● **Available data**
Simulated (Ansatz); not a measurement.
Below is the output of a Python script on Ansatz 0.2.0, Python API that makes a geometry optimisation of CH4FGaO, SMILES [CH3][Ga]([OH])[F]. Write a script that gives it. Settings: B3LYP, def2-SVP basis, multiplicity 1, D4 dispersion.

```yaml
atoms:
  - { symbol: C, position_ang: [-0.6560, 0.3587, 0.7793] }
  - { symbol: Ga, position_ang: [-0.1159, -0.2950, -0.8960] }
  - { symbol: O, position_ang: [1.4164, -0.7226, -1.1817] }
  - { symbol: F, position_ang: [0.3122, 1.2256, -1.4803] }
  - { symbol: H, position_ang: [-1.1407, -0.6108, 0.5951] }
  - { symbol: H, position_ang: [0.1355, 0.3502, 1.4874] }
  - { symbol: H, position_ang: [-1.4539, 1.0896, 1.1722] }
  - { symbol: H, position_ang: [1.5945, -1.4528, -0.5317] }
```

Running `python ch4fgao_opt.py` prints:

● **Work item**
Write out the records above exactly, from the opening line to the line with "Below is the", including both, with nothing added.

● **Solution**
Simulated (Ansatz); not a measurement.
Below is the output of a Python script on Ansatz 0.2.0, Python API that makes a geometry optimisation of CH4FGaO, SMILES [CH3][Ga]([OH])[F]. Write a script that gives it. Settings: B3LYP, def2-SVP basis, multiplicity 1, D4 dispersion.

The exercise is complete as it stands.